- **INFORMATION SHOWN**
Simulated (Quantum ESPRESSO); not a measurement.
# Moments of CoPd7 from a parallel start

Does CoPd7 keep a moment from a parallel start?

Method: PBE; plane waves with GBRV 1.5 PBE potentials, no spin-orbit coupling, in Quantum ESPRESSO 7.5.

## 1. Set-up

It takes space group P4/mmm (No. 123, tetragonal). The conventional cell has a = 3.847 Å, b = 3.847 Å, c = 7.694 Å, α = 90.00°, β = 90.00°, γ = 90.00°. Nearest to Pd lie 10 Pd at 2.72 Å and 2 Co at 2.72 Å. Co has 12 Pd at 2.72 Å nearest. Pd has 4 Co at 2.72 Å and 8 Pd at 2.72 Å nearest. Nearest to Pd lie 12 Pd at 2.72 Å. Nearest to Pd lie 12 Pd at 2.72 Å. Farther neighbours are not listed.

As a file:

- **WORK INSTRUCTION**
Your task is to restate the material above word for word.

- **TASK SOLUTION**
Simulated (Quantum ESPRESSO); not a measurement.
# Moments of CoPd7 from a parallel start

Does CoPd7 keep a moment from a parallel start?

Method: PBE; plane waves with GBRV 1.5 PBE potentials, no spin-orbit coupling, in Quantum ESPRESSO 7.5.

## 1. Set-up

It takes space group P4/mmm (No. 123, tetragonal). The conventional cell has a = 3.847 Å, b = 3.847 Å, c = 7.694 Å, α = 90.00°, β = 90.00°, γ = 90.00°. Nearest to Pd lie 10 Pd at 2.72 Å and 2 Co at 2.72 Å. Co has 12 Pd at 2.72 Å nearest. Pd has 4 Co at 2.72 Å and 8 Pd at 2.72 Å nearest. Nearest to Pd lie 12 Pd at 2.72 Å. Nearest to Pd lie 12 Pd at 2.72 Å. Farther neighbours are not listed.

As a file:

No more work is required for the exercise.